EXTRACTED RECORDS:
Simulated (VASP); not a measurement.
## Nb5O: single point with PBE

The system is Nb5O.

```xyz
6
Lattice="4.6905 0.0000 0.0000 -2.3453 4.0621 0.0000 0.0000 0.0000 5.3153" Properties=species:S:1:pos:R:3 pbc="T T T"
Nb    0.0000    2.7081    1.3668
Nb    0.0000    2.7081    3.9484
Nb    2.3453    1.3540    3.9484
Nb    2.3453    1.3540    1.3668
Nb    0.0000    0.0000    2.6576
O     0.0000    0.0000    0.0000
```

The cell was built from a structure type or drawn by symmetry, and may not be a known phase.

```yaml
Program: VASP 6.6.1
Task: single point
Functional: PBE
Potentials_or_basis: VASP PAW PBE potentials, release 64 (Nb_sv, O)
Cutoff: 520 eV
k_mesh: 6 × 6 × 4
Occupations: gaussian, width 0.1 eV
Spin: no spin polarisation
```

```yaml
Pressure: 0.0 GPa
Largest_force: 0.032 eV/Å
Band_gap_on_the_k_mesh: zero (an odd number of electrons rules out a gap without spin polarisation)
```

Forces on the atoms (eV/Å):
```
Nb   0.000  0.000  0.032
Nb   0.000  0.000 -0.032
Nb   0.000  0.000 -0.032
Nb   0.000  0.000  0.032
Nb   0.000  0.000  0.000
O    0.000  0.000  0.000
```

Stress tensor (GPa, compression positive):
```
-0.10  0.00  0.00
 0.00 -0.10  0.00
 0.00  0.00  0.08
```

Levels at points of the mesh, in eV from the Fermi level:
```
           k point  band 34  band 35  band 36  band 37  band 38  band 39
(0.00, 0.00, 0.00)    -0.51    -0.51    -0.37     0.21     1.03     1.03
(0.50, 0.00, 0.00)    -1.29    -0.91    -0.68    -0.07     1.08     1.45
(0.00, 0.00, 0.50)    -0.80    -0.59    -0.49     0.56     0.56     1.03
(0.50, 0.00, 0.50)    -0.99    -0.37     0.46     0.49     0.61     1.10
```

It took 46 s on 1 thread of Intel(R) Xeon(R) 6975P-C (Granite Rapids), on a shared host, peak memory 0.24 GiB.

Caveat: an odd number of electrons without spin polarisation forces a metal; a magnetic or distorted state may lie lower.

ACTION ITEM: Nothing but the lines above from the one containing "## Nb5O: single point with PBE" through the one containing "It took 46 s" should appear in the answer, each repeated exactly.

RESULT:
## Nb5O: single point with PBE

The system is Nb5O.

```xyz
6
Lattice="4.6905 0.0000 0.0000 -2.3453 4.0621 0.0000 0.0000 0.0000 5.3153" Properties=species:S:1:pos:R:3 pbc="T T T"
Nb    0.0000    2.7081    1.3668
Nb    0.0000    2.7081    3.9484
Nb    2.3453    1.3540    3.9484
Nb    2.3453    1.3540    1.3668
Nb    0.0000    0.0000    2.6576
O     0.0000    0.0000    0.0000
```

The cell was built from a structure type or drawn by symmetry, and may not be a known phase.

```yaml
Program: VASP 6.6.1
Task: single point
Functional: PBE
Potentials_or_basis: VASP PAW PBE potentials, release 64 (Nb_sv, O)
Cutoff: 520 eV
k_mesh: 6 × 6 × 4
Occupations: gaussian, width 0.1 eV
Spin: no spin polarisation
```

```yaml
Pressure: 0.0 GPa
Largest_force: 0.032 eV/Å
Band_gap_on_the_k_mesh: zero (an odd number of electrons rules out a gap without spin polarisation)
```

Forces on the atoms (eV/Å):
```
Nb   0.000  0.000  0.032
Nb   0.000  0.000 -0.032
Nb   0.000  0.000 -0.032
Nb   0.000  0.000  0.032
Nb   0.000  0.000  0.000
O    0.000  0.000  0.000
```

Stress tensor (GPa, compression positive):
```
-0.10  0.00  0.00
 0.00 -0.10  0.00
 0.00  0.00  0.08
```

Levels at points of the mesh, in eV from the Fermi level:
```
           k point  band 34  band 35  band 36  band 37  band 38  band 39
(0.00, 0.00, 0.00)    -0.51    -0.51    -0.37     0.21     1.03     1.03
(0.50, 0.00, 0.00)    -1.29    -0.91    -0.68    -0.07     1.08     1.45
(0.00, 0.00, 0.50)    -0.80    -0.59    -0.49     0.56     0.56     1.03
(0.50, 0.00, 0.50)    -0.99    -0.37     0.46     0.49     0.61     1.10
```

It took 46 s on 1 thread of Intel(R) Xeon(R) 6975P-C (Granite Rapids), on a shared host, peak memory 0.24 GiB.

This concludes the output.